## Activity
Nothing but the lines from the one with "# C (Fd-3m): an" down to the one with "The structure is" should be returned, exactly and with both ends included, from the material below.

## Data to examine
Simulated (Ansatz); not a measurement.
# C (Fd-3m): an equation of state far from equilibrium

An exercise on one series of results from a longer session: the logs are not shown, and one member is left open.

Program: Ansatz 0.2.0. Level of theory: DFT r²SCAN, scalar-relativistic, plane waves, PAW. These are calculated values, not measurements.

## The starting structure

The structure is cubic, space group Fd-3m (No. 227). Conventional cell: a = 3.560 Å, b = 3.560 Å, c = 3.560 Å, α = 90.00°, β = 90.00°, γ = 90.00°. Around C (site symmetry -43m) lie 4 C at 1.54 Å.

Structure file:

## Expected answer
# C (Fd-3m): an equation of state far from equilibrium

An exercise on one series of results from a longer session: the logs are not shown, and one member is left open.

Program: Ansatz 0.2.0. Level of theory: DFT r²SCAN, scalar-relativistic, plane waves, PAW. These are calculated values, not measurements.

## The starting structure

The structure is cubic, space group Fd-3m (No. 227). Conventional cell: a = 3.560 Å, b = 3.560 Å, c = 3.560 Å, α = 90.00°, β = 90.00°, γ = 90.00°. Around C (site symmetry -43m) lie 4 C at 1.54 Å.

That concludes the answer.